───── Dataset extract
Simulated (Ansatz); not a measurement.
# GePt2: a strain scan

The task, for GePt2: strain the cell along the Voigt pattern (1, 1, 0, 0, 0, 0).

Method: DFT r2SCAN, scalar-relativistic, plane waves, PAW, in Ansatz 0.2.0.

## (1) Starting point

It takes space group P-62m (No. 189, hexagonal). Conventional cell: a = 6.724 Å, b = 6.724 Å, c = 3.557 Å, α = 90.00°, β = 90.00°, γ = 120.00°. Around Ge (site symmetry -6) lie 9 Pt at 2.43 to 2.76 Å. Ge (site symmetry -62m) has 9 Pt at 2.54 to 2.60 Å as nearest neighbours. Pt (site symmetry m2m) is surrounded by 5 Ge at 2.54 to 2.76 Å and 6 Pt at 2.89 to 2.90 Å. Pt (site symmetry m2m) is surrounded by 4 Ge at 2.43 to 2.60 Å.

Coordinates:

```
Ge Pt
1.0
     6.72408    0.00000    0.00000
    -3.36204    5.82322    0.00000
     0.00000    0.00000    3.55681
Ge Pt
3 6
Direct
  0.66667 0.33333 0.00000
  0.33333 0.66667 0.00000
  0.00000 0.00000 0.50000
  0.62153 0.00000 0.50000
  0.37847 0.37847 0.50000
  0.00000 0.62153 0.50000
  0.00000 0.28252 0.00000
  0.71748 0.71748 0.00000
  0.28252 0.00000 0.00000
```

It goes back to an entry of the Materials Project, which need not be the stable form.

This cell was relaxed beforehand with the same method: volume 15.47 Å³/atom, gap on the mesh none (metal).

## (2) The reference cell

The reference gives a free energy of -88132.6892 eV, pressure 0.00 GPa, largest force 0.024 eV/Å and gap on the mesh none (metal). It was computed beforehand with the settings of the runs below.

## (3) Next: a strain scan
──────────

Repeat the lines above exactly.

Exercise response |
Simulated (Ansatz); not a measurement.
# GePt2: a strain scan

The task, for GePt2: strain the cell along the Voigt pattern (1, 1, 0, 0, 0, 0).

Method: DFT r2SCAN, scalar-relativistic, plane waves, PAW, in Ansatz 0.2.0.

## (1) Starting point

It takes space group P-62m (No. 189, hexagonal). Conventional cell: a = 6.724 Å, b = 6.724 Å, c = 3.557 Å, α = 90.00°, β = 90.00°, γ = 120.00°. Around Ge (site symmetry -6) lie 9 Pt at 2.43 to 2.76 Å. Ge (site symmetry -62m) has 9 Pt at 2.54 to 2.60 Å as nearest neighbours. Pt (site symmetry m2m) is surrounded by 5 Ge at 2.54 to 2.76 Å and 6 Pt at 2.89 to 2.90 Å. Pt (site symmetry m2m) is surrounded by 4 Ge at 2.43 to 2.60 Å.

Coordinates:

```
Ge Pt
1.0
     6.72408    0.00000    0.00000
    -3.36204    5.82322    0.00000
     0.00000    0.00000    3.55681
Ge Pt
3 6
Direct
  0.66667 0.33333 0.00000
  0.33333 0.66667 0.00000
  0.00000 0.00000 0.50000
  0.62153 0.00000 0.50000
  0.37847 0.37847 0.50000
  0.00000 0.62153 0.50000
  0.00000 0.28252 0.00000
  0.71748 0.71748 0.00000
  0.28252 0.00000 0.00000
```

It goes back to an entry of the Materials Project, which need not be the stable form.

This cell was relaxed beforehand with the same method: volume 15.47 Å³/atom, gap on the mesh none (metal).

## (2) The reference cell

The reference gives a free energy of -88132.6892 eV, pressure 0.00 GPa, largest force 0.024 eV/Å and gap on the mesh none (metal). It was computed beforehand with the settings of the runs below.

## (3) Next: a strain scan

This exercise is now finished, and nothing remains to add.